**Records provided:**
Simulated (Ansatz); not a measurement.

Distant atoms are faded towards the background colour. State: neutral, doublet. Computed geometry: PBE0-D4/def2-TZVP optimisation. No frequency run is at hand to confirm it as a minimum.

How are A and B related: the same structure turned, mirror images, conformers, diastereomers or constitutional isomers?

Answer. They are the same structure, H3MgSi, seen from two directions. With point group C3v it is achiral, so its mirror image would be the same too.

**Work request:**
The records above need to be retyped exactly.

**Written reply:**
Simulated (Ansatz); not a measurement.

Distant atoms are faded towards the background colour. State: neutral, doublet. Computed geometry: PBE0-D4/def2-TZVP optimisation. No frequency run is at hand to confirm it as a minimum.

How are A and B related: the same structure turned, mirror images, conformers, diastereomers or constitutional isomers?

Answer. They are the same structure, H3MgSi, seen from two directions. With point group C3v it is achiral, so its mirror image would be the same too.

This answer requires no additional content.